### Required action
Please return all the records exactly, with nothing left out.

### Dataset content
------------------------

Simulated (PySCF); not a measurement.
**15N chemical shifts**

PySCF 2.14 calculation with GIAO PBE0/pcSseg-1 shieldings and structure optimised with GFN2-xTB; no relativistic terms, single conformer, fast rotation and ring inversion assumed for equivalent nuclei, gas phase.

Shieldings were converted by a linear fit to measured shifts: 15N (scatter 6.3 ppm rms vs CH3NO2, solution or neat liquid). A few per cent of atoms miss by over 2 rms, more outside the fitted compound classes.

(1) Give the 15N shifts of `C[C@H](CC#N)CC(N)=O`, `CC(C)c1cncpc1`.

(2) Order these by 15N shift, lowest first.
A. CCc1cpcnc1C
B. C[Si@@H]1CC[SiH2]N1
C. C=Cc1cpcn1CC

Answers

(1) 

------------------------

### Exercise output
Simulated (PySCF); not a measurement.
**15N chemical shifts**

PySCF 2.14 calculation with GIAO PBE0/pcSseg-1 shieldings and structure optimised with GFN2-xTB; no relativistic terms, single conformer, fast rotation and ring inversion assumed for equivalent nuclei, gas phase.

Shieldings were converted by a linear fit to measured shifts: 15N (scatter 6.3 ppm rms vs CH3NO2, solution or neat liquid). A few per cent of atoms miss by over 2 rms, more outside the fitted compound classes.

(1) Give the 15N shifts of `C[C@H](CC#N)CC(N)=O`, `CC(C)c1cncpc1`.

(2) Order these by 15N shift, lowest first.
A. CCc1cpcnc1C
B. C[Si@@H]1CC[SiH2]N1
C. C=Cc1cpcn1CC

Answers

(1) 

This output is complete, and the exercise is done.